Dataset:
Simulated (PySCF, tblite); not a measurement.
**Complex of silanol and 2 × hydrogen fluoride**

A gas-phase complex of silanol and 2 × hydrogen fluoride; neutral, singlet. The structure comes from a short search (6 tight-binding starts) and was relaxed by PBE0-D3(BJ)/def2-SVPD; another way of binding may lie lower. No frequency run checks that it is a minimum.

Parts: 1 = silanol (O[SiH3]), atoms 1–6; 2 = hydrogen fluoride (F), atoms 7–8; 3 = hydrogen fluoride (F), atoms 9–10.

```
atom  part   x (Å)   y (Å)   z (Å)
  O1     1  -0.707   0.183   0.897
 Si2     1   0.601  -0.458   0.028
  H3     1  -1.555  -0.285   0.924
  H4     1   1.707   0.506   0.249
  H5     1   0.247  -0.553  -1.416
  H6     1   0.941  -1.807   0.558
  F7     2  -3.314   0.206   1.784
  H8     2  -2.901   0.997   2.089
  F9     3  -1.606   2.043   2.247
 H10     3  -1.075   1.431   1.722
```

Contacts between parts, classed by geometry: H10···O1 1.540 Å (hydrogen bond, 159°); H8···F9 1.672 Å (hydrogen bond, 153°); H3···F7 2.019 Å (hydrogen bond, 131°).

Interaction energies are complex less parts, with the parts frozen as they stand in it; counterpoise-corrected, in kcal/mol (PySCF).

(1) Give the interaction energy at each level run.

Work order: Everything starting at the line containing "Contacts between parts, classed" and ending at the line containing "Interaction energies are" in the records above should be repeated exactly, and only that.

Written solution:
Contacts between parts, classed by geometry: H10···O1 1.540 Å (hydrogen bond, 159°); H8···F9 1.672 Å (hydrogen bond, 153°); H3···F7 2.019 Å (hydrogen bond, 131°).

Interaction energies are complex less parts, with the parts frozen as they stand in it; counterpoise-corrected, in kcal/mol (PySCF).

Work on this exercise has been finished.